* [WORK TASK]:
Word for word, restate the lines of the data from the first through the one containing "At the start: pressure", and nothing else.

* [RECORDED DATA]:
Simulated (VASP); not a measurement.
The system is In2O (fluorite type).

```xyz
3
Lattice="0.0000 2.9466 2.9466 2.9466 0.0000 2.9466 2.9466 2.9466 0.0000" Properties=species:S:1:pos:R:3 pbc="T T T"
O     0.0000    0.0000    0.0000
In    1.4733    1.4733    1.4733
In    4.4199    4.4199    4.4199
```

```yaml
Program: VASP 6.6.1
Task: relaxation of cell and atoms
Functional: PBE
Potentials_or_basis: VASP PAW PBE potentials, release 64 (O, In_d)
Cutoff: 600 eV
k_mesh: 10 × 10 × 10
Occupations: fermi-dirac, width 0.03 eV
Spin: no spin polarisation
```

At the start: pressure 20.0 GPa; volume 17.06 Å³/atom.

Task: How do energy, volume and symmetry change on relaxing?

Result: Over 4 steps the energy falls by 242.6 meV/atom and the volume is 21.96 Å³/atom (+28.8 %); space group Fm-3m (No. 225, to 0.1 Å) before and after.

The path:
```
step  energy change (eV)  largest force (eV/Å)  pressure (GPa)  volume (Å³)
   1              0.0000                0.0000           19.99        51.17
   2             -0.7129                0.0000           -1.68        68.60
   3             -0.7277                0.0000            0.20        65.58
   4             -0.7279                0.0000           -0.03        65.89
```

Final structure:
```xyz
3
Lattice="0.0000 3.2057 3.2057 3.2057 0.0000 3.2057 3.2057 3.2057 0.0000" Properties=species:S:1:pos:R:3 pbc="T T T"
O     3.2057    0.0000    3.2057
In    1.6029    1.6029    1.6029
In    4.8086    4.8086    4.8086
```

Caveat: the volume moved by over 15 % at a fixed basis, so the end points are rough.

* [TASK SOLUTION]:
Simulated (VASP); not a measurement.
The system is In2O (fluorite type).

```xyz
3
Lattice="0.0000 2.9466 2.9466 2.9466 0.0000 2.9466 2.9466 2.9466 0.0000" Properties=species:S:1:pos:R:3 pbc="T T T"
O     0.0000    0.0000    0.0000
In    1.4733    1.4733    1.4733
In    4.4199    4.4199    4.4199
```

```yaml
Program: VASP 6.6.1
Task: relaxation of cell and atoms
Functional: PBE
Potentials_or_basis: VASP PAW PBE potentials, release 64 (O, In_d)
Cutoff: 600 eV
k_mesh: 10 × 10 × 10
Occupations: fermi-dirac, width 0.03 eV
Spin: no spin polarisation
```

At the start: pressure 20.0 GPa; volume 17.06 Å³/atom.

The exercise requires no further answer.